------------------------------------------------------------
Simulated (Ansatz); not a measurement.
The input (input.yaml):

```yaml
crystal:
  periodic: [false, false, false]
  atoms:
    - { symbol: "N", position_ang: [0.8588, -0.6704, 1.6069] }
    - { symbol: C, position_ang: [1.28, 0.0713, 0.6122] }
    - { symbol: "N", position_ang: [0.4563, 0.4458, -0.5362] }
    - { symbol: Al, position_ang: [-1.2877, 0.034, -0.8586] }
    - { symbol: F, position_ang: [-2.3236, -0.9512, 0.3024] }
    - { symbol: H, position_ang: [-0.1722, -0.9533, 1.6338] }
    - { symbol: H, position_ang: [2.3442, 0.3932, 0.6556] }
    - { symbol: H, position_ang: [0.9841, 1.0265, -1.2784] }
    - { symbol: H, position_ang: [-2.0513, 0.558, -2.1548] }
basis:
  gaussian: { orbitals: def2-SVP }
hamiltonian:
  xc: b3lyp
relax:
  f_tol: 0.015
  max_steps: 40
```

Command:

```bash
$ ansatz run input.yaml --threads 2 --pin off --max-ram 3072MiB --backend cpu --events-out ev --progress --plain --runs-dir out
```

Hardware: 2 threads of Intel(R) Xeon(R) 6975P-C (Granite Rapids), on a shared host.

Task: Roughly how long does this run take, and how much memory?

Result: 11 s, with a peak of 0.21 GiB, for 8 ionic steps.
------------------------------------------------------------

Work instruction
Starting at the line above that contains "Hardware: 2 threads", write out each line exactly until the line that contains "Task: Roughly how" has been written, and stop there.

Response area
Hardware: 2 threads of Intel(R) Xeon(R) 6975P-C (Granite Rapids), on a shared host.

Task: Roughly how long does this run take, and how much memory?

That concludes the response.